· · · · ·

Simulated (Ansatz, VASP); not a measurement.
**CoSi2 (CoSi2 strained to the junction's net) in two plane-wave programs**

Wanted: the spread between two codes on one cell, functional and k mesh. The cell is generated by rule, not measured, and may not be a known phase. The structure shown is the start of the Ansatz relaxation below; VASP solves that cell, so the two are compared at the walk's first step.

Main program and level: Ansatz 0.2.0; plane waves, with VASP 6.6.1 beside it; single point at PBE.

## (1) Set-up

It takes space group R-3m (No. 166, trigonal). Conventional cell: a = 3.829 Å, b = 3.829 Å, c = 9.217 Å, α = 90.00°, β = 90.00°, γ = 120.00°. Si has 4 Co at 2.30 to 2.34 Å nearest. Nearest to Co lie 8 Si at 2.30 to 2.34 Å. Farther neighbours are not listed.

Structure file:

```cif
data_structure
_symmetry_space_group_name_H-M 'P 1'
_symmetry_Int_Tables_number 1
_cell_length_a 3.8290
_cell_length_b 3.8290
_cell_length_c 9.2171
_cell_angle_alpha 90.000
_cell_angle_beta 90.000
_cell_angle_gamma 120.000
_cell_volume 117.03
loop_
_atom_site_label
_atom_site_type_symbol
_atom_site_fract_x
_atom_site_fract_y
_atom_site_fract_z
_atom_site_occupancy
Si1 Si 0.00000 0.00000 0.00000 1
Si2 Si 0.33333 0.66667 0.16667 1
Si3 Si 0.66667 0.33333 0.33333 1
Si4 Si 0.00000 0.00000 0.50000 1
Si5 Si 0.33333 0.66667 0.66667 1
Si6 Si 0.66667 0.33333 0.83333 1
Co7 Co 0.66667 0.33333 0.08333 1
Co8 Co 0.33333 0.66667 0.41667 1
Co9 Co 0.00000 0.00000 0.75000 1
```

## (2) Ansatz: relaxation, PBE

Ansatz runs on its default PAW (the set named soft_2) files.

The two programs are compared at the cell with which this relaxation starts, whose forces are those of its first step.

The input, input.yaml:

· · · · ·

Every line above from the line with "two plane-wave programs**" to the line with "Wanted: the spread", both included, must be reproduced exactly, and no other line may appear.

**CoSi2 (CoSi2 strained to the junction's net) in two plane-wave programs**

Wanted: the spread between two codes on one cell, functional and k mesh. The cell is generated by rule, not measured, and may not be a known phase. The structure shown is the start of the Ansatz relaxation below; VASP solves that cell, so the two are compared at the walk's first step.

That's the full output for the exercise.